Work request — Set down the listing again, word for word.

Available data —

# # # # #

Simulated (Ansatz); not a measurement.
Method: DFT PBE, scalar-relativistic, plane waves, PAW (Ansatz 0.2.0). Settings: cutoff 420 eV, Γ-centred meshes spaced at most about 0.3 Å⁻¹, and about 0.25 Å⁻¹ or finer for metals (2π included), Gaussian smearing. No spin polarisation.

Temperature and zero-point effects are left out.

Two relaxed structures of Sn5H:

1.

# # # # #

Reply —
Simulated (Ansatz); not a measurement.
Method: DFT PBE, scalar-relativistic, plane waves, PAW (Ansatz 0.2.0). Settings: cutoff 420 eV, Γ-centred meshes spaced at most about 0.3 Å⁻¹, and about 0.25 Å⁻¹ or finer for metals (2π included), Gaussian smearing. No spin polarisation.

Temperature and zero-point effects are left out.

Two relaxed structures of Sn5H:

1.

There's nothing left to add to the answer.